> **INFORMATION SHOWN**
——
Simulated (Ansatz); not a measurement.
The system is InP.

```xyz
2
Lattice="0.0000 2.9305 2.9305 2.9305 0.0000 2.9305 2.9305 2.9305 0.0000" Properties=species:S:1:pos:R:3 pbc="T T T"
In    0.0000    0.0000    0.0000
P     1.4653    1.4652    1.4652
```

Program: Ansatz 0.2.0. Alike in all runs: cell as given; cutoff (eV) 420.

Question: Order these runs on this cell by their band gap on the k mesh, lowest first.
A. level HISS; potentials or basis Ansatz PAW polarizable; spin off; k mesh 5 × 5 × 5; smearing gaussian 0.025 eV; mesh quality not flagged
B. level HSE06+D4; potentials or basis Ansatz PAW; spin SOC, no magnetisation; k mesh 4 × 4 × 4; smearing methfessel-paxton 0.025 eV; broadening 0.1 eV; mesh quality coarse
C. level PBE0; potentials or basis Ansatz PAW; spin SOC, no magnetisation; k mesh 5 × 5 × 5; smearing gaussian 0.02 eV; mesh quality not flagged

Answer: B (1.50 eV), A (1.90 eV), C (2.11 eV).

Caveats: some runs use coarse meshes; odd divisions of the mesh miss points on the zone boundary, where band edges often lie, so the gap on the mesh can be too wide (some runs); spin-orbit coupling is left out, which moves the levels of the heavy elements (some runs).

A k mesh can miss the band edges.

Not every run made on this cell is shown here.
——

> **EXERCISE**
Beginning at the top of the records above, transcribe each line exactly up to and including the line that holds "Program: Ansatz 0.2.0.".

> **REPLY**
Simulated (Ansatz); not a measurement.
The system is InP.

```xyz
2
Lattice="0.0000 2.9305 2.9305 2.9305 0.0000 2.9305 2.9305 2.9305 0.0000" Properties=species:S:1:pos:R:3 pbc="T T T"
In    0.0000    0.0000    0.0000
P     1.4653    1.4652    1.4652
```

Program: Ansatz 0.2.0. Alike in all runs: cell as given; cutoff (eV) 420.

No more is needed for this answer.